## [Work task]
When you answer, copy every line of the listing below exactly.

════════════════════

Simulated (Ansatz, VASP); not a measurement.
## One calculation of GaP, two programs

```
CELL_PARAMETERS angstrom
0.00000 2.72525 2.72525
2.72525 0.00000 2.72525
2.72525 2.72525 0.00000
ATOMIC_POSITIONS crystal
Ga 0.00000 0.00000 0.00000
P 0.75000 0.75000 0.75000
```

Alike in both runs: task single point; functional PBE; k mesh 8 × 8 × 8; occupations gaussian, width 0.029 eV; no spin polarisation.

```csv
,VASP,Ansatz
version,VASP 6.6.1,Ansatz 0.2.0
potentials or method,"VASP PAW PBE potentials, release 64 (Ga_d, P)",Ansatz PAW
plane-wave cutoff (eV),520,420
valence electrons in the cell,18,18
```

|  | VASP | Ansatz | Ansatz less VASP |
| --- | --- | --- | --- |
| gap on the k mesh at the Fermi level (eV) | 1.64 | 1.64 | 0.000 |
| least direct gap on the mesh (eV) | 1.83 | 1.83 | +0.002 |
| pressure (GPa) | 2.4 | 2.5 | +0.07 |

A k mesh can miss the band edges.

════════════════════

## [Worked solution]
Simulated (Ansatz, VASP); not a measurement.
## One calculation of GaP, two programs

```
CELL_PARAMETERS angstrom
0.00000 2.72525 2.72525
2.72525 0.00000 2.72525
2.72525 2.72525 0.00000
ATOMIC_POSITIONS crystal
Ga 0.00000 0.00000 0.00000
P 0.75000 0.75000 0.75000
```

Alike in both runs: task single point; functional PBE; k mesh 8 × 8 × 8; occupations gaussian, width 0.029 eV; no spin polarisation.

```csv
,VASP,Ansatz
version,VASP 6.6.1,Ansatz 0.2.0
potentials or method,"VASP PAW PBE potentials, release 64 (Ga_d, P)",Ansatz PAW
plane-wave cutoff (eV),520,420
valence electrons in the cell,18,18
```

|  | VASP | Ansatz | Ansatz less VASP |
| --- | --- | --- | --- |
| gap on the k mesh at the Fermi level (eV) | 1.64 | 1.64 | 0.000 |
| least direct gap on the mesh (eV) | 1.83 | 1.83 | +0.002 |
| pressure (GPa) | 2.4 | 2.5 | +0.07 |

A k mesh can miss the band edges.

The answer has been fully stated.